↓
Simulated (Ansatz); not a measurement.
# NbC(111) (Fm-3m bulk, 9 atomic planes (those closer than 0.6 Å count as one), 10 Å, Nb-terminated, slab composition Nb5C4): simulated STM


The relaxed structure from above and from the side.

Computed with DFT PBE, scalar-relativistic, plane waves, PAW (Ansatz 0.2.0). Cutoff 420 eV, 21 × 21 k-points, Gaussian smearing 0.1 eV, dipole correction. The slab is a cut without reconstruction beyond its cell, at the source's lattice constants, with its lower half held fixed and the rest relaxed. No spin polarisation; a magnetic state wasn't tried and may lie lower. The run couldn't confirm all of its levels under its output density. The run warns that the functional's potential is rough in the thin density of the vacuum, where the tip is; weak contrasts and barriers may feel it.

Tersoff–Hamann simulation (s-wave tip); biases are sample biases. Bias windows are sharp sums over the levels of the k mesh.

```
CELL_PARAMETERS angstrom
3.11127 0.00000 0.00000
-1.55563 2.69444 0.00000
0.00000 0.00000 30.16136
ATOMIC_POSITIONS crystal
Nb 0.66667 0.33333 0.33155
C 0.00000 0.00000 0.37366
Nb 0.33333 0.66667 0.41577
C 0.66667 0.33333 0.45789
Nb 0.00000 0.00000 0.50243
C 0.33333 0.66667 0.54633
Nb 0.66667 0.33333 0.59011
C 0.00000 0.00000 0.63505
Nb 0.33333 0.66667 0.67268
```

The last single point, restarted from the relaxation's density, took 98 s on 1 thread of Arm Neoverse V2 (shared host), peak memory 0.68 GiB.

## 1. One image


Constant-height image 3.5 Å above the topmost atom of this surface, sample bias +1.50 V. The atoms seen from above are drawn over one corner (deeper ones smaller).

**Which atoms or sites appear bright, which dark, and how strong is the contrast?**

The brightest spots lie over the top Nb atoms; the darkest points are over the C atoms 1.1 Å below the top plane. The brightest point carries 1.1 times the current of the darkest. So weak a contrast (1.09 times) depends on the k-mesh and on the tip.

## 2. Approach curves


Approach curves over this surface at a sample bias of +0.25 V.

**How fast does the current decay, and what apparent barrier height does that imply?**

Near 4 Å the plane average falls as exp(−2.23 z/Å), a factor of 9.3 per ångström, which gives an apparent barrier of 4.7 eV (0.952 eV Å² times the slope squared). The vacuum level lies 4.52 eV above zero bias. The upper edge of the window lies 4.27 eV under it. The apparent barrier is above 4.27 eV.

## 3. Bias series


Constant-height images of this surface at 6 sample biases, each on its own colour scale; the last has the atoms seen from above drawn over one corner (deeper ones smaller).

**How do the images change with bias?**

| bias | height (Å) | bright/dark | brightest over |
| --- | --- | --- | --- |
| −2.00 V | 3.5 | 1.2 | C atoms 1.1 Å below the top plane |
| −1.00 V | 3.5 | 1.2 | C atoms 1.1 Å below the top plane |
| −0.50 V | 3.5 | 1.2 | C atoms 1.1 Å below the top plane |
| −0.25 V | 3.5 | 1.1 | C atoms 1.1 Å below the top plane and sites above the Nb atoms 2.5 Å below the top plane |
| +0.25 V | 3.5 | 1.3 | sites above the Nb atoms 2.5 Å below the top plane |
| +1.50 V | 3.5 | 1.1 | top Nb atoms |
↑

Assignment: Reproduce the records above exactly, from the first line to the line that holds "The relaxed structure", inclusive, and omit everything after it.

Problem solution:
Simulated (Ansatz); not a measurement.
# NbC(111) (Fm-3m bulk, 9 atomic planes (those closer than 0.6 Å count as one), 10 Å, Nb-terminated, slab composition Nb5C4): simulated STM


The relaxed structure from above and from the side.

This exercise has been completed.